- **Work item**
Repeat the listing that follows without a single change.

- **Given records**
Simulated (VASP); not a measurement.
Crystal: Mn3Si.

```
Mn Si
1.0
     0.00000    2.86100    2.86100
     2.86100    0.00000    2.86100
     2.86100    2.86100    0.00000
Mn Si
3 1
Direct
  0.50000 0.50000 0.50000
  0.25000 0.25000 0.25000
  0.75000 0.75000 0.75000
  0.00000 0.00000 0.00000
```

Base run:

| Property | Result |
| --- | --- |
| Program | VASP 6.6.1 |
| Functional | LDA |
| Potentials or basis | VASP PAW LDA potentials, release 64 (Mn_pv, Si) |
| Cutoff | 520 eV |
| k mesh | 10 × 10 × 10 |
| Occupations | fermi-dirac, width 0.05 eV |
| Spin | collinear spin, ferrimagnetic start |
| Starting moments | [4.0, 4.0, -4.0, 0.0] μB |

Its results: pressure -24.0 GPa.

- **Task response**
Simulated (VASP); not a measurement.
Crystal: Mn3Si.

```
Mn Si
1.0
     0.00000    2.86100    2.86100
     2.86100    0.00000    2.86100
     2.86100    2.86100    0.00000
Mn Si
3 1
Direct
  0.50000 0.50000 0.50000
  0.25000 0.25000 0.25000
  0.75000 0.75000 0.75000
  0.00000 0.00000 0.00000
```

Base run:

| Property | Result |
| --- | --- |
| Program | VASP 6.6.1 |
| Functional | LDA |
| Potentials or basis | VASP PAW LDA potentials, release 64 (Mn_pv, Si) |
| Cutoff | 520 eV |
| k mesh | 10 × 10 × 10 |
| Occupations | fermi-dirac, width 0.05 eV |
| Spin | collinear spin, ferrimagnetic start |
| Starting moments | [4.0, 4.0, -4.0, 0.0] μB |

Its results: pressure -24.0 GPa.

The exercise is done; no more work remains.